In the entries that follow, the line with "The structure was" opens the range and the line with "## Step 7: Isotope" closes it; repeat that range exactly, both lines included.

>>

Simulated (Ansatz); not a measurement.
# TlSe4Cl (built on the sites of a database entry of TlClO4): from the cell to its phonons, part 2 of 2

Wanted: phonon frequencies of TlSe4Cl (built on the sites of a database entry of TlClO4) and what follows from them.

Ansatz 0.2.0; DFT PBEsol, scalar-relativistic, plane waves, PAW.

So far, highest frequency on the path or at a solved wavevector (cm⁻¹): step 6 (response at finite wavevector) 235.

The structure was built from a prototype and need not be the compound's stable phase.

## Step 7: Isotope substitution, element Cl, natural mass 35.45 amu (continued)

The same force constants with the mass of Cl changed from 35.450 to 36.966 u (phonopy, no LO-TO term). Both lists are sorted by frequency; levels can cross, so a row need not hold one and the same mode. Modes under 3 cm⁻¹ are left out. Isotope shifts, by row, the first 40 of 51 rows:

<<

▸ EXERCISE ANSWER:
The structure was built from a prototype and need not be the compound's stable phase.

## Step 7: Isotope substitution, element Cl, natural mass 35.45 amu (continued)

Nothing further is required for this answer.